§ Assigned task
Write down, unchanged, the entries from the first line through the line holding "Atom-mapped SMILES (hydrogens". Include no other line.

§ Data listing
***

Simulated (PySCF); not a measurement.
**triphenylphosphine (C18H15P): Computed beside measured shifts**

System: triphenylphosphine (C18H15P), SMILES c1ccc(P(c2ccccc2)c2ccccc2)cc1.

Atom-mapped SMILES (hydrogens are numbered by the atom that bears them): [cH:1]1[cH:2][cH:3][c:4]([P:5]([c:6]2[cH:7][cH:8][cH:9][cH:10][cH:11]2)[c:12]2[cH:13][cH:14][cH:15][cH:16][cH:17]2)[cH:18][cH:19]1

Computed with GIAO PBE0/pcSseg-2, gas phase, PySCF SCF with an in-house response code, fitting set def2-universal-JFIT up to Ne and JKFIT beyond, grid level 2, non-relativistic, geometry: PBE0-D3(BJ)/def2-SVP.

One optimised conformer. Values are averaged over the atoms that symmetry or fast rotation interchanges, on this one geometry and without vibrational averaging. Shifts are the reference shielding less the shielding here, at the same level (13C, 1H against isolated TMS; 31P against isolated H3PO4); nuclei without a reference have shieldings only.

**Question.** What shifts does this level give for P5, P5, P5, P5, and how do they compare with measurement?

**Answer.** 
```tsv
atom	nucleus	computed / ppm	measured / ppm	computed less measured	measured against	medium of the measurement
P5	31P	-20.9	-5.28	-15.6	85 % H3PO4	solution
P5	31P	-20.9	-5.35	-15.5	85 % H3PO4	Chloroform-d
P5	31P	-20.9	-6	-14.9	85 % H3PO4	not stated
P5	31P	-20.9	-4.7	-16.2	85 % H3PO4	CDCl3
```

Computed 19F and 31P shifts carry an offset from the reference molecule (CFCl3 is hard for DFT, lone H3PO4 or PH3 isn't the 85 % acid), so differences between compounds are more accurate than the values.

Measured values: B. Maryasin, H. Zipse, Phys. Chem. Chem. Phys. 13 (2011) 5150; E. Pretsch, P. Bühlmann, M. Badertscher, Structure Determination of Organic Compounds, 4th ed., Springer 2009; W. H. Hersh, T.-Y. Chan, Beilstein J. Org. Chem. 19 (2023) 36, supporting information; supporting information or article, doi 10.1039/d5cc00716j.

***

§ Task result
Simulated (PySCF); not a measurement.
**triphenylphosphine (C18H15P): Computed beside measured shifts**

System: triphenylphosphine (C18H15P), SMILES c1ccc(P(c2ccccc2)c2ccccc2)cc1.

Atom-mapped SMILES (hydrogens are numbered by the atom that bears them): [cH:1]1[cH:2][cH:3][c:4]([P:5]([c:6]2[cH:7][cH:8][cH:9][cH:10][cH:11]2)[c:12]2[cH:13][cH:14][cH:15][cH:16][cH:17]2)[cH:18][cH:19]1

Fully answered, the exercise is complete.